[[ Record set, beginning ]]

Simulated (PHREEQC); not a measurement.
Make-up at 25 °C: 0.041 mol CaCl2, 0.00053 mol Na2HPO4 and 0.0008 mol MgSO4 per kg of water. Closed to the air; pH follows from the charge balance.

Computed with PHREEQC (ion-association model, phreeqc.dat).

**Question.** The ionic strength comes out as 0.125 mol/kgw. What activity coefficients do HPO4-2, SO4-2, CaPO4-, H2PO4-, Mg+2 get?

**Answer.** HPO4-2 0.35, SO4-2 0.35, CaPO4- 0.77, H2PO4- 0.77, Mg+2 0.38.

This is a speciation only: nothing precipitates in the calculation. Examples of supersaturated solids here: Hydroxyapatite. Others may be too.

[[ Record set, end ]]

Action item
Give back the entries above exactly as they are, from their first line through the line that contains "Computed with PHREEQC", both included, with nothing else.

Worked solution
Simulated (PHREEQC); not a measurement.
Make-up at 25 °C: 0.041 mol CaCl2, 0.00053 mol Na2HPO4 and 0.0008 mol MgSO4 per kg of water. Closed to the air; pH follows from the charge balance.

Computed with PHREEQC (ion-association model, phreeqc.dat).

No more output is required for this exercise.